> WORK INSTRUCTION:
Word for word, return the entries listed below.

[Opening DATA section]

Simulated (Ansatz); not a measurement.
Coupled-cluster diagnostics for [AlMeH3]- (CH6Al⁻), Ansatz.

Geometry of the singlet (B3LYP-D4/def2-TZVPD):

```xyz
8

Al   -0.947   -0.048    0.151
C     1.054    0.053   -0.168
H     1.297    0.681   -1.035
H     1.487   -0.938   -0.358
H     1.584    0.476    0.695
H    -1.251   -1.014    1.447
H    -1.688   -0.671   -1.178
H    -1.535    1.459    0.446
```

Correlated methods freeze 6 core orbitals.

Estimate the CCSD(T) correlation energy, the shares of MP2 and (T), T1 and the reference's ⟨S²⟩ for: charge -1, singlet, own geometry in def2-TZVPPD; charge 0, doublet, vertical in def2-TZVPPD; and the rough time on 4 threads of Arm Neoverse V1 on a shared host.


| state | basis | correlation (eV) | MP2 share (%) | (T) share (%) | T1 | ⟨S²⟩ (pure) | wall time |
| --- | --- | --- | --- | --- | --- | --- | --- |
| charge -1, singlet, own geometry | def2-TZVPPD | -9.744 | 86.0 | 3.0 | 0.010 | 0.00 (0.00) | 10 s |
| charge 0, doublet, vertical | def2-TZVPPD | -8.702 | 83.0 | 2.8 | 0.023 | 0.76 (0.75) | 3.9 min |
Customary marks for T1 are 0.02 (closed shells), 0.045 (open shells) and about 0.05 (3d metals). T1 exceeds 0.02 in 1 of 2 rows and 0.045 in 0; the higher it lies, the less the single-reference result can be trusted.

[Closing DATA section]

> RESPONSE BOX:
Simulated (Ansatz); not a measurement.
Coupled-cluster diagnostics for [AlMeH3]- (CH6Al⁻), Ansatz.

Geometry of the singlet (B3LYP-D4/def2-TZVPD):

```xyz
8

Al   -0.947   -0.048    0.151
C     1.054    0.053   -0.168
H     1.297    0.681   -1.035
H     1.487   -0.938   -0.358
H     1.584    0.476    0.695
H    -1.251   -1.014    1.447
H    -1.688   -0.671   -1.178
H    -1.535    1.459    0.446
```

Correlated methods freeze 6 core orbitals.

Estimate the CCSD(T) correlation energy, the shares of MP2 and (T), T1 and the reference's ⟨S²⟩ for: charge -1, singlet, own geometry in def2-TZVPPD; charge 0, doublet, vertical in def2-TZVPPD; and the rough time on 4 threads of Arm Neoverse V1 on a shared host.


| state | basis | correlation (eV) | MP2 share (%) | (T) share (%) | T1 | ⟨S²⟩ (pure) | wall time |
| --- | --- | --- | --- | --- | --- | --- | --- |
| charge -1, singlet, own geometry | def2-TZVPPD | -9.744 | 86.0 | 3.0 | 0.010 | 0.00 (0.00) | 10 s |
| charge 0, doublet, vertical | def2-TZVPPD | -8.702 | 83.0 | 2.8 | 0.023 | 0.76 (0.75) | 3.9 min |
Customary marks for T1 are 0.02 (closed shells), 0.045 (open shells) and about 0.05 (3d metals). T1 exceeds 0.02 in 1 of 2 rows and 0.045 in 0; the higher it lies, the less the single-reference result can be trusted.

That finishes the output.